[EXERCISE] All lines below are to be transcribed exactly.

[RECORD EXTRACTS]
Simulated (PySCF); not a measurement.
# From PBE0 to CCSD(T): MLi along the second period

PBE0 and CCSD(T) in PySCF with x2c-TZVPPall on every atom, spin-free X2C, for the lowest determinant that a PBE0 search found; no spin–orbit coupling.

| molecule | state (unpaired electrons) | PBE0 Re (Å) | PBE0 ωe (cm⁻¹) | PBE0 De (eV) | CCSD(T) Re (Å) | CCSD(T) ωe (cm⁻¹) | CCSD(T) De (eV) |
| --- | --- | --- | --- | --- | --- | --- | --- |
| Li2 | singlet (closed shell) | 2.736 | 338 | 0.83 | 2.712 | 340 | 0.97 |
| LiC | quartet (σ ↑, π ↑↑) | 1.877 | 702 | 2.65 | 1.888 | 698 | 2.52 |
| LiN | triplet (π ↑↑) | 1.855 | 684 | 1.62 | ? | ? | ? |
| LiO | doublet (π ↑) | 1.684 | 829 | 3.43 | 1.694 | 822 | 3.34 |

[YOUR SOLUTION]
Simulated (PySCF); not a measurement.
# From PBE0 to CCSD(T): MLi along the second period

PBE0 and CCSD(T) in PySCF with x2c-TZVPPall on every atom, spin-free X2C, for the lowest determinant that a PBE0 search found; no spin–orbit coupling.

| molecule | state (unpaired electrons) | PBE0 Re (Å) | PBE0 ωe (cm⁻¹) | PBE0 De (eV) | CCSD(T) Re (Å) | CCSD(T) ωe (cm⁻¹) | CCSD(T) De (eV) |
| --- | --- | --- | --- | --- | --- | --- | --- |
| Li2 | singlet (closed shell) | 2.736 | 338 | 0.83 | 2.712 | 340 | 0.97 |
| LiC | quartet (σ ↑, π ↑↑) | 1.877 | 702 | 2.65 | 1.888 | 698 | 2.52 |
| LiN | triplet (π ↑↑) | 1.855 | 684 | 1.62 | ? | ? | ? |
| LiO | doublet (π ↑) | 1.684 | 829 | 3.43 | 1.694 | 822 | 3.34 |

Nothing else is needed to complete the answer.